* * * * * * * * *

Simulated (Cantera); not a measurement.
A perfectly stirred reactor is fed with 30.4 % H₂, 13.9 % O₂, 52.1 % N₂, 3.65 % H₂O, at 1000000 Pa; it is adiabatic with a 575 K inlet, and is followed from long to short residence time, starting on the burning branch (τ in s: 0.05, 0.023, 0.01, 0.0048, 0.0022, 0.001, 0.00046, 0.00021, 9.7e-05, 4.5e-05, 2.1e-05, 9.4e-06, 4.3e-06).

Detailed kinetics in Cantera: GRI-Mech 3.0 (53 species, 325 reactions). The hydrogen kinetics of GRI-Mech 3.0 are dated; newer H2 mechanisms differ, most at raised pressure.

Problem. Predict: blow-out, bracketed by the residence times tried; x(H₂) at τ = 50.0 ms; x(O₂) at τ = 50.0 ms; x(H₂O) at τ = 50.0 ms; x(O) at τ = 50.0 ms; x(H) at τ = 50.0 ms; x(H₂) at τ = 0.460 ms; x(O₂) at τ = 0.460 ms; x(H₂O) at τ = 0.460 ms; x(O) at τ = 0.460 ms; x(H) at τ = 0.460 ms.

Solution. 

* * * * * * * * *

* **WORK TASK**: Retype exactly the span of lines from the one with "A perfectly stirred" through the one with "Detailed kinetics in"; include both ends and omit the rest of the material.

* **TASK OUTPUT**:
A perfectly stirred reactor is fed with 30.4 % H₂, 13.9 % O₂, 52.1 % N₂, 3.65 % H₂O, at 1000000 Pa; it is adiabatic with a 575 K inlet, and is followed from long to short residence time, starting on the burning branch (τ in s: 0.05, 0.023, 0.01, 0.0048, 0.0022, 0.001, 0.00046, 0.00021, 9.7e-05, 4.5e-05, 2.1e-05, 9.4e-06, 4.3e-06).

Detailed kinetics in Cantera: GRI-Mech 3.0 (53 species, 325 reactions). The hydrogen kinetics of GRI-Mech 3.0 are dated; newer H2 mechanisms differ, most at raised pressure.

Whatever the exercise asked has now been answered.